- _MATERIAL PROVIDED_:
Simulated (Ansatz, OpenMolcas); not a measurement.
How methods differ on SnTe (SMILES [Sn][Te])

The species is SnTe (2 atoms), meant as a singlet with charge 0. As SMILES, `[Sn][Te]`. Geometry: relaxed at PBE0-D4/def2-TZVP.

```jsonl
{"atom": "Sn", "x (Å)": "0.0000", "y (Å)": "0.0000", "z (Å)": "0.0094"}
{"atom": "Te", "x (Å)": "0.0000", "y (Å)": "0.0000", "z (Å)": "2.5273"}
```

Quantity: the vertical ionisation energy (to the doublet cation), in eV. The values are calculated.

- _REQUIREMENT_: Exactly reproduce every line of the records.

- _RESPONSE BOX_:
Simulated (Ansatz, OpenMolcas); not a measurement.
How methods differ on SnTe (SMILES [Sn][Te])

The species is SnTe (2 atoms), meant as a singlet with charge 0. As SMILES, `[Sn][Te]`. Geometry: relaxed at PBE0-D4/def2-TZVP.

```jsonl
{"atom": "Sn", "x (Å)": "0.0000", "y (Å)": "0.0000", "z (Å)": "0.0094"}
{"atom": "Te", "x (Å)": "0.0000", "y (Å)": "0.0000", "z (Å)": "2.5273"}
```

Quantity: the vertical ionisation energy (to the doublet cation), in eV. The values are calculated.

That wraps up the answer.